(Given data begins)

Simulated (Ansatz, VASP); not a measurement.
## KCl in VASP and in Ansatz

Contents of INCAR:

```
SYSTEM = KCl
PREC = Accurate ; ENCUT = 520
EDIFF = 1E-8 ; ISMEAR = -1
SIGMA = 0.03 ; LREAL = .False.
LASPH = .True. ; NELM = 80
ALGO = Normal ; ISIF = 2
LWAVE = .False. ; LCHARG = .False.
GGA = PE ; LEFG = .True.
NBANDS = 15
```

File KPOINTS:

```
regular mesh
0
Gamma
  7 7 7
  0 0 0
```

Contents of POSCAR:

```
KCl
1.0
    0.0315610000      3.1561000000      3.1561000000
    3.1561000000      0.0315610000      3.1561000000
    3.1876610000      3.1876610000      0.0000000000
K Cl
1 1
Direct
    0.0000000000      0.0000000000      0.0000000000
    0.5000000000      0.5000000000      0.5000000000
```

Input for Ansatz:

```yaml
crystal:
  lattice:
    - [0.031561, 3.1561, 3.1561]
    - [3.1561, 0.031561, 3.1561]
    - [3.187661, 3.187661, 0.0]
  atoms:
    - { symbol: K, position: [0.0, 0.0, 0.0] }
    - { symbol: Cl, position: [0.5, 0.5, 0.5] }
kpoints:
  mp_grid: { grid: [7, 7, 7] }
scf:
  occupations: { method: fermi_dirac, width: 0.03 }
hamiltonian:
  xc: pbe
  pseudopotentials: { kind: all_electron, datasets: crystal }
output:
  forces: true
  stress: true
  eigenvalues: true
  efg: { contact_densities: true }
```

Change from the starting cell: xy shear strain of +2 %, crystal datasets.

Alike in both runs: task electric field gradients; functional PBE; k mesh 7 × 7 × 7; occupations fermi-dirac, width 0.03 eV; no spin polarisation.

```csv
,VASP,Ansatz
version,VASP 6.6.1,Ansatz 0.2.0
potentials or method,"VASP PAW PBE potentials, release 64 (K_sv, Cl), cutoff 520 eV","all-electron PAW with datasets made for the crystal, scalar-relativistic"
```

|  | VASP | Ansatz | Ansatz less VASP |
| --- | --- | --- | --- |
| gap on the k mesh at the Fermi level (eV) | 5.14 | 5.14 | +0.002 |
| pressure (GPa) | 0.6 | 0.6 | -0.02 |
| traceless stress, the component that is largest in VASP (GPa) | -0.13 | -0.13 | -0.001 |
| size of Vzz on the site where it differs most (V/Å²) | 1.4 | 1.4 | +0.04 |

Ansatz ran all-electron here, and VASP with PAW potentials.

(Given data ends)

Would you print exactly and only the lines of the material above that run from the line with "0.6 | -0.02 |" through the line with "1.4 | +0.04 |", both included?

| pressure (GPa) | 0.6 | 0.6 | -0.02 |
| traceless stress, the component that is largest in VASP (GPa) | -0.13 | -0.13 | -0.001 |
| size of Vzz on the site where it differs most (V/Å²) | 1.4 | 1.4 | +0.04 |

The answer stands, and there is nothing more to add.